## Work task
Write out, precisely and in full, each line of the material.

──────── The data

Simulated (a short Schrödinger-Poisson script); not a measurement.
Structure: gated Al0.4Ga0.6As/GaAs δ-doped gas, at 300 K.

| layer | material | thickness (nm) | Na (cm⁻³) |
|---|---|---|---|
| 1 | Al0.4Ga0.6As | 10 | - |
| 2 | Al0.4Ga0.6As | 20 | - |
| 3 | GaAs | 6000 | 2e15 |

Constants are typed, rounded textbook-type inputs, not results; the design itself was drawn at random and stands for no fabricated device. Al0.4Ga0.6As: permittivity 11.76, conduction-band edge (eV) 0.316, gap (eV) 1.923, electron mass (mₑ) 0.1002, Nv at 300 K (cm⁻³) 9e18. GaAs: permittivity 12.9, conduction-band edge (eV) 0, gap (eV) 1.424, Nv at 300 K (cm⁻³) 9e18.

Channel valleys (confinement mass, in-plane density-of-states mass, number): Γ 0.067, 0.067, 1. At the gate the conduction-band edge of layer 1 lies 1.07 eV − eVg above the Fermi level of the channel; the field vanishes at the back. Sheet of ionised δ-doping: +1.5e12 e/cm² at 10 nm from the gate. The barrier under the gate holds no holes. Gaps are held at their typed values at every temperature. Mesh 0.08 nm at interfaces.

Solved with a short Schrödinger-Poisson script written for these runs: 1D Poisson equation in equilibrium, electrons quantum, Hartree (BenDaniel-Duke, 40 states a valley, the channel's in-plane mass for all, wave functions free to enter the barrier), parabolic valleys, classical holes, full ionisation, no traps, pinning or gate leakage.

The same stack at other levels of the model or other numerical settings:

────────────────

## Problem solution
Simulated (a short Schrödinger-Poisson script); not a measurement.
Structure: gated Al0.4Ga0.6As/GaAs δ-doped gas, at 300 K.

| layer | material | thickness (nm) | Na (cm⁻³) |
|---|---|---|---|
| 1 | Al0.4Ga0.6As | 10 | - |
| 2 | Al0.4Ga0.6As | 20 | - |
| 3 | GaAs | 6000 | 2e15 |

Constants are typed, rounded textbook-type inputs, not results; the design itself was drawn at random and stands for no fabricated device. Al0.4Ga0.6As: permittivity 11.76, conduction-band edge (eV) 0.316, gap (eV) 1.923, electron mass (mₑ) 0.1002, Nv at 300 K (cm⁻³) 9e18. GaAs: permittivity 12.9, conduction-band edge (eV) 0, gap (eV) 1.424, Nv at 300 K (cm⁻³) 9e18.

Channel valleys (confinement mass, in-plane density-of-states mass, number): Γ 0.067, 0.067, 1. At the gate the conduction-band edge of layer 1 lies 1.07 eV − eVg above the Fermi level of the channel; the field vanishes at the back. Sheet of ionised δ-doping: +1.5e12 e/cm² at 10 nm from the gate. The barrier under the gate holds no holes. Gaps are held at their typed values at every temperature. Mesh 0.08 nm at interfaces.

Solved with a short Schrödinger-Poisson script written for these runs: 1D Poisson equation in equilibrium, electrons quantum, Hartree (BenDaniel-Duke, 40 states a valley, the channel's in-plane mass for all, wave functions free to enter the barrier), parabolic valleys, classical holes, full ionisation, no traps, pinning or gate leakage.

The same stack at other levels of the model or other numerical settings:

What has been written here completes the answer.